Nothing but the data itself, reproduced exactly, is the expected answer.

********************

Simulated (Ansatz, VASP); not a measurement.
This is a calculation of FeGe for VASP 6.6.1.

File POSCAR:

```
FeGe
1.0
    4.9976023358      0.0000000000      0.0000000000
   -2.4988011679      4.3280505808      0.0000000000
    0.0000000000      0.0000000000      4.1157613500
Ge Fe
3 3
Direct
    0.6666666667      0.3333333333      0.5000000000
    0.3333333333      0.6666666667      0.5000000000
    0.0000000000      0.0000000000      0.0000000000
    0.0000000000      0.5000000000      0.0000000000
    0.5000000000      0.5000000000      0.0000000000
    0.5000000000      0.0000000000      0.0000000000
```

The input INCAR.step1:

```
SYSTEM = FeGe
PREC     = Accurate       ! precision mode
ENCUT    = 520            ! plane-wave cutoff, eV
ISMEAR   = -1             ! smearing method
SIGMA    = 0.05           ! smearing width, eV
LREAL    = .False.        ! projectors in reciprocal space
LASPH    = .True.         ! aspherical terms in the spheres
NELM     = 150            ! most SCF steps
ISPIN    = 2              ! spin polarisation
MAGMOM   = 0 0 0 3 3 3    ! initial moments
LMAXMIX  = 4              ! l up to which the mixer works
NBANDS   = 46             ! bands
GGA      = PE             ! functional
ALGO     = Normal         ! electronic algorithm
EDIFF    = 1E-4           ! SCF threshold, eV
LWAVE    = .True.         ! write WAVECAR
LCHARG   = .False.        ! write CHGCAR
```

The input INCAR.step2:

********************

_Solution_
Simulated (Ansatz, VASP); not a measurement.
This is a calculation of FeGe for VASP 6.6.1.

File POSCAR:

```
FeGe
1.0
    4.9976023358      0.0000000000      0.0000000000
   -2.4988011679      4.3280505808      0.0000000000
    0.0000000000      0.0000000000      4.1157613500
Ge Fe
3 3
Direct
    0.6666666667      0.3333333333      0.5000000000
    0.3333333333      0.6666666667      0.5000000000
    0.0000000000      0.0000000000      0.0000000000
    0.0000000000      0.5000000000      0.0000000000
    0.5000000000      0.5000000000      0.0000000000
    0.5000000000      0.0000000000      0.0000000000
```

The input INCAR.step1:

```
SYSTEM = FeGe
PREC     = Accurate       ! precision mode
ENCUT    = 520            ! plane-wave cutoff, eV
ISMEAR   = -1             ! smearing method
SIGMA    = 0.05           ! smearing width, eV
LREAL    = .False.        ! projectors in reciprocal space
LASPH    = .True.         ! aspherical terms in the spheres
NELM     = 150            ! most SCF steps
ISPIN    = 2              ! spin polarisation
MAGMOM   = 0 0 0 3 3 3    ! initial moments
LMAXMIX  = 4              ! l up to which the mixer works
NBANDS   = 46             ! bands
GGA      = PE             ! functional
ALGO     = Normal         ! electronic algorithm
EDIFF    = 1E-4           ! SCF threshold, eV
LWAVE    = .True.         ! write WAVECAR
LCHARG   = .False.        ! write CHGCAR
```

The input INCAR.step2:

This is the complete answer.